▶ _ASSIGNED TASK_:
Print the full listing exactly.

────────────────────

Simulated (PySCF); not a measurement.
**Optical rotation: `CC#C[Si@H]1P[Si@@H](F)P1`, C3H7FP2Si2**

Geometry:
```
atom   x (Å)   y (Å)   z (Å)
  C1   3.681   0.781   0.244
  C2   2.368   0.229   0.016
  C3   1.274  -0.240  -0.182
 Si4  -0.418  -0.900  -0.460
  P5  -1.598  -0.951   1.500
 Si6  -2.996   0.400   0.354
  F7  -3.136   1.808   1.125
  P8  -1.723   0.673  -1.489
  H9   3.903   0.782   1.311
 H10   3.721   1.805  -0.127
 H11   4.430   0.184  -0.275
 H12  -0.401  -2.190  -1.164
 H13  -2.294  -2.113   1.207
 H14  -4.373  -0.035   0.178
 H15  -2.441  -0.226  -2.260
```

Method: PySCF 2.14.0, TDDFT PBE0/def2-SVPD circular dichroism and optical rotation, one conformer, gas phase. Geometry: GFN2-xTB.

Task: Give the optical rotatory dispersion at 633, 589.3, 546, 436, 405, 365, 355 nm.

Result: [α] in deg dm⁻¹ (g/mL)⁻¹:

────────────────────

▶ _EXERCISE ANSWER_:
Simulated (PySCF); not a measurement.
**Optical rotation: `CC#C[Si@H]1P[Si@@H](F)P1`, C3H7FP2Si2**

Geometry:
```
atom   x (Å)   y (Å)   z (Å)
  C1   3.681   0.781   0.244
  C2   2.368   0.229   0.016
  C3   1.274  -0.240  -0.182
 Si4  -0.418  -0.900  -0.460
  P5  -1.598  -0.951   1.500
 Si6  -2.996   0.400   0.354
  F7  -3.136   1.808   1.125
  P8  -1.723   0.673  -1.489
  H9   3.903   0.782   1.311
 H10   3.721   1.805  -0.127
 H11   4.430   0.184  -0.275
 H12  -0.401  -2.190  -1.164
 H13  -2.294  -2.113   1.207
 H14  -4.373  -0.035   0.178
 H15  -2.441  -0.226  -2.260
```

Method: PySCF 2.14.0, TDDFT PBE0/def2-SVPD circular dichroism and optical rotation, one conformer, gas phase. Geometry: GFN2-xTB.

Task: Give the optical rotatory dispersion at 633, 589.3, 546, 436, 405, 365, 355 nm.

Result: [α] in deg dm⁻¹ (g/mL)⁻¹:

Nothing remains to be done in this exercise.